RECORD EXCERPTS:
**********

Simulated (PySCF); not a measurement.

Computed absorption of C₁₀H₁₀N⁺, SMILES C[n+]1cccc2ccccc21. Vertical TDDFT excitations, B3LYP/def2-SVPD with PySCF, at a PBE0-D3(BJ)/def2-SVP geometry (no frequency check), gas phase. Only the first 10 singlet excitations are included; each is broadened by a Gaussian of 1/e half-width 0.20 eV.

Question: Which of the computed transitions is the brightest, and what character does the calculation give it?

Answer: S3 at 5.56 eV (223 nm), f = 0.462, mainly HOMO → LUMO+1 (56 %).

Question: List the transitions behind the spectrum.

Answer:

**********

What you should produce is an exact copy of the records above.

YOUR SOLUTION:
Simulated (PySCF); not a measurement.

Computed absorption of C₁₀H₁₀N⁺, SMILES C[n+]1cccc2ccccc21. Vertical TDDFT excitations, B3LYP/def2-SVPD with PySCF, at a PBE0-D3(BJ)/def2-SVP geometry (no frequency check), gas phase. Only the first 10 singlet excitations are included; each is broadened by a Gaussian of 1/e half-width 0.20 eV.

Question: Which of the computed transitions is the brightest, and what character does the calculation give it?

Answer: S3 at 5.56 eV (223 nm), f = 0.462, mainly HOMO → LUMO+1 (56 %).

Question: List the transitions behind the spectrum.

Answer:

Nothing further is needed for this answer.